DATA LISTING:
************

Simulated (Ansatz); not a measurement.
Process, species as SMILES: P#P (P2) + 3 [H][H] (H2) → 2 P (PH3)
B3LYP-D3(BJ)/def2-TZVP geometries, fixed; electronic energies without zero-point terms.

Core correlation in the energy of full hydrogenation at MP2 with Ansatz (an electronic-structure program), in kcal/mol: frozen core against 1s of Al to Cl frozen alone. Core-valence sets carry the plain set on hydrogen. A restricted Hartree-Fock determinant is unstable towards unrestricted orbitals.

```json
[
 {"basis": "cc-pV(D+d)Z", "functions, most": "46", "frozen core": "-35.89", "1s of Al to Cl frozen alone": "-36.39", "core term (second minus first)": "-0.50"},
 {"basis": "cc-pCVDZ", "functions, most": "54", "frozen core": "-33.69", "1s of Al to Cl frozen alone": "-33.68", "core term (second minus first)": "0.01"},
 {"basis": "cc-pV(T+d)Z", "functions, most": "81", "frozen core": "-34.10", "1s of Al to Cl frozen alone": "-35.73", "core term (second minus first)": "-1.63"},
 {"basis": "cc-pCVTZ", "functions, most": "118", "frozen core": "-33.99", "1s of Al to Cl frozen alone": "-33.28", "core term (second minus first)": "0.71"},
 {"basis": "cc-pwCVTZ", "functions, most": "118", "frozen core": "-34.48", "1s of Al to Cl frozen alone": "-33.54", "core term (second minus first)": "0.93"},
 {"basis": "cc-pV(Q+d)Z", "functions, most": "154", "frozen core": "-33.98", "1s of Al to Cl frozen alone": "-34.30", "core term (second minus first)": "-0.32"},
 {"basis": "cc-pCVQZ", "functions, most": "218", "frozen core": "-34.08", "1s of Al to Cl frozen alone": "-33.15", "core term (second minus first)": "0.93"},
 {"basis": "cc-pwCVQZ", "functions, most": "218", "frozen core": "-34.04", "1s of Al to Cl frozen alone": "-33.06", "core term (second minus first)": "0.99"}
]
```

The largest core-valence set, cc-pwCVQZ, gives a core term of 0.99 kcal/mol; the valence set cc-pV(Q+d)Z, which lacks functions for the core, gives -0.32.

************

BRIEF:
Reproduce the listing above exactly, but only from its first line through the line holding "B3LYP-D3(BJ)/def2-TZVP geometries, fixed;"; both of those lines are included.

WRITTEN RESPONSE:
Simulated (Ansatz); not a measurement.
Process, species as SMILES: P#P (P2) + 3 [H][H] (H2) → 2 P (PH3)
B3LYP-D3(BJ)/def2-TZVP geometries, fixed; electronic energies without zero-point terms.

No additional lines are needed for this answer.